### Requirement:
All entries below are to be retyped in full, precisely as they appear.

_ _ _ _ _ _ _

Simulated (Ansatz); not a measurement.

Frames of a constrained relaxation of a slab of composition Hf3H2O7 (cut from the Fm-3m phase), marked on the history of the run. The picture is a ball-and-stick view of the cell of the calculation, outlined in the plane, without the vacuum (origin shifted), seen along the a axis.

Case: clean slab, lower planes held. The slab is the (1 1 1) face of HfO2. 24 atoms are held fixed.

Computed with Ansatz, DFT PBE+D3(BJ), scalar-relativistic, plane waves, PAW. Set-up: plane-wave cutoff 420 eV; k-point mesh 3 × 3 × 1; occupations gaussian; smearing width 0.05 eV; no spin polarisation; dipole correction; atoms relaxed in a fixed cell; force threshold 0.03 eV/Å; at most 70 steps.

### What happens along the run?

_ _ _ _ _ _ _

### Exercise solution:
Simulated (Ansatz); not a measurement.

Frames of a constrained relaxation of a slab of composition Hf3H2O7 (cut from the Fm-3m phase), marked on the history of the run. The picture is a ball-and-stick view of the cell of the calculation, outlined in the plane, without the vacuum (origin shifted), seen along the a axis.

Case: clean slab, lower planes held. The slab is the (1 1 1) face of HfO2. 24 atoms are held fixed.

Computed with Ansatz, DFT PBE+D3(BJ), scalar-relativistic, plane waves, PAW. Set-up: plane-wave cutoff 420 eV; k-point mesh 3 × 3 × 1; occupations gaussian; smearing width 0.05 eV; no spin polarisation; dipole correction; atoms relaxed in a fixed cell; force threshold 0.03 eV/Å; at most 70 steps.

### What happens along the run?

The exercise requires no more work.